Study material:

-=-=-=-=-

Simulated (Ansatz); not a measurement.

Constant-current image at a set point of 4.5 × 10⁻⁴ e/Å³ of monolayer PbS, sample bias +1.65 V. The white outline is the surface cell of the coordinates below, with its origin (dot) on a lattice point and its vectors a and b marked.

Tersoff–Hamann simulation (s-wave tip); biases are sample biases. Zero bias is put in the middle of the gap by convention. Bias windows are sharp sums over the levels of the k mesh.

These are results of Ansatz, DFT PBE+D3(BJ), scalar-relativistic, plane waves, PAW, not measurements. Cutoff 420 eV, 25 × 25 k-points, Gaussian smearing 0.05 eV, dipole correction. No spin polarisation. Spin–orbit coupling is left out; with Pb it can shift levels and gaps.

-=-=-=-=-

Work task: Each record needs to be given again exactly.

Task output:
Simulated (Ansatz); not a measurement.

Constant-current image at a set point of 4.5 × 10⁻⁴ e/Å³ of monolayer PbS, sample bias +1.65 V. The white outline is the surface cell of the coordinates below, with its origin (dot) on a lattice point and its vectors a and b marked.

Tersoff–Hamann simulation (s-wave tip); biases are sample biases. Zero bias is put in the middle of the gap by convention. Bias windows are sharp sums over the levels of the k mesh.

These are results of Ansatz, DFT PBE+D3(BJ), scalar-relativistic, plane waves, PAW, not measurements. Cutoff 420 eV, 25 × 25 k-points, Gaussian smearing 0.05 eV, dipole correction. No spin polarisation. Spin–orbit coupling is left out; with Pb it can shift levels and gaps.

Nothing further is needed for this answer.